§ **Exercise**:
When you reach the line containing "Hardware: 1 thread" in the data below, begin returning lines exactly as written, and stop once the line containing "Q: Estimate the wall time of this run." has been returned.

━━━ Given entries

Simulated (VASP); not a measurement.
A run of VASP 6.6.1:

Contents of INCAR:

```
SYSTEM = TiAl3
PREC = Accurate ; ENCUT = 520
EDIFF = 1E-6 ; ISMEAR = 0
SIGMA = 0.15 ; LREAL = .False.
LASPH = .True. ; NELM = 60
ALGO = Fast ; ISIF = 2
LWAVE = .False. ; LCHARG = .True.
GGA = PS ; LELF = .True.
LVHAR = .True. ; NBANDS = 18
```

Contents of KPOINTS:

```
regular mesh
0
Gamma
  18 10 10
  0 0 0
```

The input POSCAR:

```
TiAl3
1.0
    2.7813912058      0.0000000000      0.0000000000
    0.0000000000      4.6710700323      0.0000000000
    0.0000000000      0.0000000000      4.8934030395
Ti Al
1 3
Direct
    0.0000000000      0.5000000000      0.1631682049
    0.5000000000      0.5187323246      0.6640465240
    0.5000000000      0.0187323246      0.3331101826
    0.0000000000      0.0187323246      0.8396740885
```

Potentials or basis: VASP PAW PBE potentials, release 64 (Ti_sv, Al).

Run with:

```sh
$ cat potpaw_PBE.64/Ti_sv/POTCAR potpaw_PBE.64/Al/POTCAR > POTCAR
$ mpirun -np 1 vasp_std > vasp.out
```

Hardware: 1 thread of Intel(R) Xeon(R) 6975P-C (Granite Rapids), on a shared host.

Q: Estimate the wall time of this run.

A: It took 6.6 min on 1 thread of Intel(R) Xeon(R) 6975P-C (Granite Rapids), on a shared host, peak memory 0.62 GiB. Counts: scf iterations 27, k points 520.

━━━━━━

§ **Response**:
Hardware: 1 thread of Intel(R) Xeon(R) 6975P-C (Granite Rapids), on a shared host.

Q: Estimate the wall time of this run.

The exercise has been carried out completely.